ACTIVITY. The answer must match the material word for word, with every line included.

DATA TO EXAMINE.
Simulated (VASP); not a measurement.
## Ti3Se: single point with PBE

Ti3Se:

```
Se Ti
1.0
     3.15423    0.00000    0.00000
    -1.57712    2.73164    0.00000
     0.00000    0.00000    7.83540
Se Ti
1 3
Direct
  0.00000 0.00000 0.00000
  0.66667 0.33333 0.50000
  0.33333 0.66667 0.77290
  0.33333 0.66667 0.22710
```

EXPECTED ANSWER.
Simulated (VASP); not a measurement.
## Ti3Se: single point with PBE

Ti3Se:

```
Se Ti
1.0
     3.15423    0.00000    0.00000
    -1.57712    2.73164    0.00000
     0.00000    0.00000    7.83540
Se Ti
1 3
Direct
  0.00000 0.00000 0.00000
  0.66667 0.33333 0.50000
  0.33333 0.66667 0.77290
  0.33333 0.66667 0.22710
```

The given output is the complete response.